DATA SECTION ▸
- Opening Delimiter -
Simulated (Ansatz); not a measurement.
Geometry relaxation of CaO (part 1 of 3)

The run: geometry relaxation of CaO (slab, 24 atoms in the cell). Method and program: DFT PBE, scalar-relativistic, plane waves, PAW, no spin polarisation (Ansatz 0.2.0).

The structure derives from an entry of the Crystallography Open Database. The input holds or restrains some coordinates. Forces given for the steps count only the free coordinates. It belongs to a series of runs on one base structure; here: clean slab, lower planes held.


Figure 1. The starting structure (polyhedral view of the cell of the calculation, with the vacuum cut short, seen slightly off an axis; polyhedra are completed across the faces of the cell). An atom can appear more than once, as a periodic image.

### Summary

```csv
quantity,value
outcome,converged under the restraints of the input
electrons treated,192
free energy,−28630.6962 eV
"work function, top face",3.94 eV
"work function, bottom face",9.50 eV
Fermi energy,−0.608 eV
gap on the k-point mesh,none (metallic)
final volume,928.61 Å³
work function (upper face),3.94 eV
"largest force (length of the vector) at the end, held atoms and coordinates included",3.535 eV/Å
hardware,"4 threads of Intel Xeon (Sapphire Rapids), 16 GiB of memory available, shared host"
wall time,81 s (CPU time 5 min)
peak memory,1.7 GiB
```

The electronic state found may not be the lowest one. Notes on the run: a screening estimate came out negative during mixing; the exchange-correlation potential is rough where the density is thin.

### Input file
- Closing Delimiter -

Beginning with the first line of the entries, repeat each line exactly until you have reproduced the one containing "The run: geometry", and add nothing further.

Simulated (Ansatz); not a measurement.
Geometry relaxation of CaO (part 1 of 3)

The run: geometry relaxation of CaO (slab, 24 atoms in the cell). Method and program: DFT PBE, scalar-relativistic, plane waves, PAW, no spin polarisation (Ansatz 0.2.0).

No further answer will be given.